— Material supplied —
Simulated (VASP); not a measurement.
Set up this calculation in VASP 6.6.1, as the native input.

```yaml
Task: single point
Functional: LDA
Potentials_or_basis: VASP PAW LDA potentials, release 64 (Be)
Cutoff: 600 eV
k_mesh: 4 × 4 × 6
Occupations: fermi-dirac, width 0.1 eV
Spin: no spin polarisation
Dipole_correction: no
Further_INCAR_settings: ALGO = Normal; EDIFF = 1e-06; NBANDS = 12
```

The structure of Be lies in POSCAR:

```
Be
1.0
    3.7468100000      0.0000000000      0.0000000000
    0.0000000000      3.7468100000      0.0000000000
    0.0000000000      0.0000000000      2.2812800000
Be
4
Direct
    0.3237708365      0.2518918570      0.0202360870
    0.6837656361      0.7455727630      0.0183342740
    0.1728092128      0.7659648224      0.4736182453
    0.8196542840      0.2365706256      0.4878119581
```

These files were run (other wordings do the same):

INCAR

— Work order —
Set down every line of the listing again, exactly.

— Your response —
Simulated (VASP); not a measurement.
Set up this calculation in VASP 6.6.1, as the native input.

```yaml
Task: single point
Functional: LDA
Potentials_or_basis: VASP PAW LDA potentials, release 64 (Be)
Cutoff: 600 eV
k_mesh: 4 × 4 × 6
Occupations: fermi-dirac, width 0.1 eV
Spin: no spin polarisation
Dipole_correction: no
Further_INCAR_settings: ALGO = Normal; EDIFF = 1e-06; NBANDS = 12
```

The structure of Be lies in POSCAR:

```
Be
1.0
    3.7468100000      0.0000000000      0.0000000000
    0.0000000000      3.7468100000      0.0000000000
    0.0000000000      0.0000000000      2.2812800000
Be
4
Direct
    0.3237708365      0.2518918570      0.0202360870
    0.6837656361      0.7455727630      0.0183342740
    0.1728092128      0.7659648224      0.4736182453
    0.8196542840      0.2365706256      0.4878119581
```

These files were run (other wordings do the same):

INCAR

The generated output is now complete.